• _Work request_
Set down, please, exactly the lines below that run from the line with "(1) Give the" to the line with "-2453.0613 | – | 5.5 s |", both lines included.

• _Records provided_
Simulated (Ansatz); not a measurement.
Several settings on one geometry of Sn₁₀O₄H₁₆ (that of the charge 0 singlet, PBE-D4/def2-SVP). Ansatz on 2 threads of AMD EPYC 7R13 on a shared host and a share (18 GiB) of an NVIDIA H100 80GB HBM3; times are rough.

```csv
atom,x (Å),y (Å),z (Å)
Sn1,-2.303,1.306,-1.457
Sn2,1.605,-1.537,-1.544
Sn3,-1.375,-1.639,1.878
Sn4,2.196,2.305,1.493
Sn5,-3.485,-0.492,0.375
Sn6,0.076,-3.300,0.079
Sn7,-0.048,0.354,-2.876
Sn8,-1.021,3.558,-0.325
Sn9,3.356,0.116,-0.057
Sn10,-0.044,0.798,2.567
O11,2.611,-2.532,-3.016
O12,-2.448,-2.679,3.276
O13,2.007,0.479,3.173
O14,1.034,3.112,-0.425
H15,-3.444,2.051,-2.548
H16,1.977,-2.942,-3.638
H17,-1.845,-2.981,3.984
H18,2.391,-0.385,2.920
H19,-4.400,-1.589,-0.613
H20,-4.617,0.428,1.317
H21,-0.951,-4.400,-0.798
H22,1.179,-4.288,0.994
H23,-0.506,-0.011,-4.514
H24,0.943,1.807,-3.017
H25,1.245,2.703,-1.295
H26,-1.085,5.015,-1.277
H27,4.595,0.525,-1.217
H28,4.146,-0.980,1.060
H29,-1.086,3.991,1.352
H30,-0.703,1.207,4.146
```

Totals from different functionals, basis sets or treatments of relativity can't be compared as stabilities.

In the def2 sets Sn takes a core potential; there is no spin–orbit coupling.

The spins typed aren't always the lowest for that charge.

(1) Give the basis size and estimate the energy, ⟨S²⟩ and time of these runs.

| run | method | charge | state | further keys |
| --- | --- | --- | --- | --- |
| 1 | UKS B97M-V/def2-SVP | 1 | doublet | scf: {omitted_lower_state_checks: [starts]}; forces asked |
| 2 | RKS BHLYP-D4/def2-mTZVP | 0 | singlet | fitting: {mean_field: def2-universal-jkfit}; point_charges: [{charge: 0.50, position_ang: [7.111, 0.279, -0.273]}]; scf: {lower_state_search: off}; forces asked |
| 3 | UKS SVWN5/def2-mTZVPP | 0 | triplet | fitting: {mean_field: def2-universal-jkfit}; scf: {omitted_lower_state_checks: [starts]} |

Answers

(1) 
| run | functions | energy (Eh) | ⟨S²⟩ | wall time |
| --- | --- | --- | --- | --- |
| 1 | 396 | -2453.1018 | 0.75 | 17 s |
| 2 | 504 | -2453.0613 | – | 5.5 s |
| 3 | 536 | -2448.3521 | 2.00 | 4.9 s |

• _Exercise response_
(1) Give the basis size and estimate the energy, ⟨S²⟩ and time of these runs.

| run | method | charge | state | further keys |
| --- | --- | --- | --- | --- |
| 1 | UKS B97M-V/def2-SVP | 1 | doublet | scf: {omitted_lower_state_checks: [starts]}; forces asked |
| 2 | RKS BHLYP-D4/def2-mTZVP | 0 | singlet | fitting: {mean_field: def2-universal-jkfit}; point_charges: [{charge: 0.50, position_ang: [7.111, 0.279, -0.273]}]; scf: {lower_state_search: off}; forces asked |
| 3 | UKS SVWN5/def2-mTZVPP | 0 | triplet | fitting: {mean_field: def2-universal-jkfit}; scf: {omitted_lower_state_checks: [starts]} |

Answers

(1) 
| run | functions | energy (Eh) | ⟨S²⟩ | wall time |
| --- | --- | --- | --- | --- |
| 1 | 396 | -2453.1018 | 0.75 | 17 s |
| 2 | 504 | -2453.0613 | – | 5.5 s |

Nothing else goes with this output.